************
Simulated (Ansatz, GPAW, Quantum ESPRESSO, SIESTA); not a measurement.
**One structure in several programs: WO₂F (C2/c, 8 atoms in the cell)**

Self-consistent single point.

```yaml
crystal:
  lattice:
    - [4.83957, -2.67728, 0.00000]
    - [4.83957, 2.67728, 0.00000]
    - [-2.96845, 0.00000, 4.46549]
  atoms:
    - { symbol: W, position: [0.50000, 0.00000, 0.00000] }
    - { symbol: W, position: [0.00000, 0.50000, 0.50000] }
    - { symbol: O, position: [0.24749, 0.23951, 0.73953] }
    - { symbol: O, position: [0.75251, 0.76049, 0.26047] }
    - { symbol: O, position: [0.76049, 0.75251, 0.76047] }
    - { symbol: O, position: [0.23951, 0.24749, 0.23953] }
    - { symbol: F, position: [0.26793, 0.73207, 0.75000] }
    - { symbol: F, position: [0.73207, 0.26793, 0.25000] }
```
************

From the first line to the last, return the records unchanged.

**WRITTEN ANSWER:**
Simulated (Ansatz, GPAW, Quantum ESPRESSO, SIESTA); not a measurement.
**One structure in several programs: WO₂F (C2/c, 8 atoms in the cell)**

Self-consistent single point.

```yaml
crystal:
  lattice:
    - [4.83957, -2.67728, 0.00000]
    - [4.83957, 2.67728, 0.00000]
    - [-2.96845, 0.00000, 4.46549]
  atoms:
    - { symbol: W, position: [0.50000, 0.00000, 0.00000] }
    - { symbol: W, position: [0.00000, 0.50000, 0.50000] }
    - { symbol: O, position: [0.24749, 0.23951, 0.73953] }
    - { symbol: O, position: [0.75251, 0.76049, 0.26047] }
    - { symbol: O, position: [0.76049, 0.75251, 0.76047] }
    - { symbol: O, position: [0.23951, 0.24749, 0.23953] }
    - { symbol: F, position: [0.26793, 0.73207, 0.75000] }
    - { symbol: F, position: [0.73207, 0.26793, 0.25000] }
```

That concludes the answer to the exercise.